[[ Extracted data, beginning ]]

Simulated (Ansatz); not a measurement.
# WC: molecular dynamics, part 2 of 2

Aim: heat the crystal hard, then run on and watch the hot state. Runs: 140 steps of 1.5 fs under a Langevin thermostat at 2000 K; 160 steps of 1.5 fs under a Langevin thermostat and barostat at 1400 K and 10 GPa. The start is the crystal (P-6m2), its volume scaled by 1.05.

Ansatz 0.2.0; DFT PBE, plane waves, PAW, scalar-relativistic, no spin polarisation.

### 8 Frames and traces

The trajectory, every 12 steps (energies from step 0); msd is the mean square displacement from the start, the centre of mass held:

[[ Extracted data, end ]]

The lines from the beginning of the records through the line containing "### 8 Frames and traces" should be reproduced exactly. Include nothing else.

◆ Worked solution ◆
Simulated (Ansatz); not a measurement.
# WC: molecular dynamics, part 2 of 2

Aim: heat the crystal hard, then run on and watch the hot state. Runs: 140 steps of 1.5 fs under a Langevin thermostat at 2000 K; 160 steps of 1.5 fs under a Langevin thermostat and barostat at 1400 K and 10 GPa. The start is the crystal (P-6m2), its volume scaled by 1.05.

Ansatz 0.2.0; DFT PBE, plane waves, PAW, scalar-relativistic, no spin polarisation.

### 8 Frames and traces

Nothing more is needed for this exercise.